**Assignment:**
Your answer should be an exact copy of the lines from the start of the entries to the line containing "Write an equivalent input for Ansatz.", both included.

**Record excerpts:**
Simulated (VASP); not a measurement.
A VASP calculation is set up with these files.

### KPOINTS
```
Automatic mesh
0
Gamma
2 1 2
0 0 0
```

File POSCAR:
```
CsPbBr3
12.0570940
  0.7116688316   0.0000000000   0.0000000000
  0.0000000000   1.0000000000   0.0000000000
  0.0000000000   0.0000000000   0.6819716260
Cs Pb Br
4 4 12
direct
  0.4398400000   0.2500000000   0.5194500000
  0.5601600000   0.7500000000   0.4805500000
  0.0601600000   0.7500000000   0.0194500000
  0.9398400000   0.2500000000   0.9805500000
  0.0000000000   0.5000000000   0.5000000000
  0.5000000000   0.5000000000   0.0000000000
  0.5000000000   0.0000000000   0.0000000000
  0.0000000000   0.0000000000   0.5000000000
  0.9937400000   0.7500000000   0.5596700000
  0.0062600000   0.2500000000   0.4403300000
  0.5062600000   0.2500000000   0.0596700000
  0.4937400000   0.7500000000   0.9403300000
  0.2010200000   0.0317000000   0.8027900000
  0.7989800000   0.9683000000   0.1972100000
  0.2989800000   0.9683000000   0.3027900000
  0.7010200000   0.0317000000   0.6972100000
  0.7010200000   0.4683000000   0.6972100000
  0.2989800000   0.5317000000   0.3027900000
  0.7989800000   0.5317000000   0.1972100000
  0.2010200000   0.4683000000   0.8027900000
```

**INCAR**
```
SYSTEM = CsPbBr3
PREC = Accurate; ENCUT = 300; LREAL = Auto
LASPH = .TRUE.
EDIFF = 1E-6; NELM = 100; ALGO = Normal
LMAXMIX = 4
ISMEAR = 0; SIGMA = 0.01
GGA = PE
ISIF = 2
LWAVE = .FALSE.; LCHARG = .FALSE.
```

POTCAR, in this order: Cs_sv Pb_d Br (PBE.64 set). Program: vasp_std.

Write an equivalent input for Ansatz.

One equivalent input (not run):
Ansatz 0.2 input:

**Task response:**
Simulated (VASP); not a measurement.
A VASP calculation is set up with these files.

### KPOINTS
```
Automatic mesh
0
Gamma
2 1 2
0 0 0
```

File POSCAR:
```
CsPbBr3
12.0570940
  0.7116688316   0.0000000000   0.0000000000
  0.0000000000   1.0000000000   0.0000000000
  0.0000000000   0.0000000000   0.6819716260
Cs Pb Br
4 4 12
direct
  0.4398400000   0.2500000000   0.5194500000
  0.5601600000   0.7500000000   0.4805500000
  0.0601600000   0.7500000000   0.0194500000
  0.9398400000   0.2500000000   0.9805500000
  0.0000000000   0.5000000000   0.5000000000
  0.5000000000   0.5000000000   0.0000000000
  0.5000000000   0.0000000000   0.0000000000
  0.0000000000   0.0000000000   0.5000000000
  0.9937400000   0.7500000000   0.5596700000
  0.0062600000   0.2500000000   0.4403300000
  0.5062600000   0.2500000000   0.0596700000
  0.4937400000   0.7500000000   0.9403300000
  0.2010200000   0.0317000000   0.8027900000
  0.7989800000   0.9683000000   0.1972100000
  0.2989800000   0.9683000000   0.3027900000
  0.7010200000   0.0317000000   0.6972100000
  0.7010200000   0.4683000000   0.6972100000
  0.2989800000   0.5317000000   0.3027900000
  0.7989800000   0.5317000000   0.1972100000
  0.2010200000   0.4683000000   0.8027900000
```

**INCAR**
```
SYSTEM = CsPbBr3
PREC = Accurate; ENCUT = 300; LREAL = Auto
LASPH = .TRUE.
EDIFF = 1E-6; NELM = 100; ALGO = Normal
LMAXMIX = 4
ISMEAR = 0; SIGMA = 0.01
GGA = PE
ISIF = 2
LWAVE = .FALSE.; LCHARG = .FALSE.
```

POTCAR, in this order: Cs_sv Pb_d Br (PBE.64 set). Program: vasp_std.

Write an equivalent input for Ansatz.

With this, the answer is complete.